• _Provided records_:
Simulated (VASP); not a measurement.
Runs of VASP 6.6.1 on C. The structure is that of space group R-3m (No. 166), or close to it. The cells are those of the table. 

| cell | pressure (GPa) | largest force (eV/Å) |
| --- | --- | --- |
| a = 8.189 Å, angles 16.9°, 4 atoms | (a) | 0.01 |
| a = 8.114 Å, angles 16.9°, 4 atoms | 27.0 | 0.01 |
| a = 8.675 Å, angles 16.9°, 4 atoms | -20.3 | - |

• _Work order_: Make an exact copy of every line in the data.

• _Response_:
Simulated (VASP); not a measurement.
Runs of VASP 6.6.1 on C. The structure is that of space group R-3m (No. 166), or close to it. The cells are those of the table. 

| cell | pressure (GPa) | largest force (eV/Å) |
| --- | --- | --- |
| a = 8.189 Å, angles 16.9°, 4 atoms | (a) | 0.01 |
| a = 8.114 Å, angles 16.9°, 4 atoms | 27.0 | 0.01 |
| a = 8.675 Å, angles 16.9°, 4 atoms | -20.3 | - |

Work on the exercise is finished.